·····
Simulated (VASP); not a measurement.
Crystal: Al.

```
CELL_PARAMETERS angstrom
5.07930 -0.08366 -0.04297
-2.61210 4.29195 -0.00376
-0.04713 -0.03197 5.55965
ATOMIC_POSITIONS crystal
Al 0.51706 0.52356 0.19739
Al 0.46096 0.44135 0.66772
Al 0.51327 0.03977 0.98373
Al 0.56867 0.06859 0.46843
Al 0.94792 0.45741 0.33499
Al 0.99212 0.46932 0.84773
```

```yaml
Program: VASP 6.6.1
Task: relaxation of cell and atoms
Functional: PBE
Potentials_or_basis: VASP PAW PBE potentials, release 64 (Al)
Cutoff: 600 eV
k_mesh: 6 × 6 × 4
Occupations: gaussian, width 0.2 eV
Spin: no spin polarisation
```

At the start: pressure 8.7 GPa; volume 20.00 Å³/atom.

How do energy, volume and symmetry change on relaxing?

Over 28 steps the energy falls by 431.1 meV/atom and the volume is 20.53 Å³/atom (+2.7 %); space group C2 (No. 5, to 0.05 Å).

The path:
·····

*Required action*. Reproduce the listing above exactly as far as the line with "Over 28 steps", that line included.

*Exercise result*.
Simulated (VASP); not a measurement.
Crystal: Al.

```
CELL_PARAMETERS angstrom
5.07930 -0.08366 -0.04297
-2.61210 4.29195 -0.00376
-0.04713 -0.03197 5.55965
ATOMIC_POSITIONS crystal
Al 0.51706 0.52356 0.19739
Al 0.46096 0.44135 0.66772
Al 0.51327 0.03977 0.98373
Al 0.56867 0.06859 0.46843
Al 0.94792 0.45741 0.33499
Al 0.99212 0.46932 0.84773
```

```yaml
Program: VASP 6.6.1
Task: relaxation of cell and atoms
Functional: PBE
Potentials_or_basis: VASP PAW PBE potentials, release 64 (Al)
Cutoff: 600 eV
k_mesh: 6 × 6 × 4
Occupations: gaussian, width 0.2 eV
Spin: no spin polarisation
```

At the start: pressure 8.7 GPa; volume 20.00 Å³/atom.

How do energy, volume and symmetry change on relaxing?

Over 28 steps the energy falls by 431.1 meV/atom and the volume is 20.53 Å³/atom (+2.7 %); space group C2 (No. 5, to 0.05 Å).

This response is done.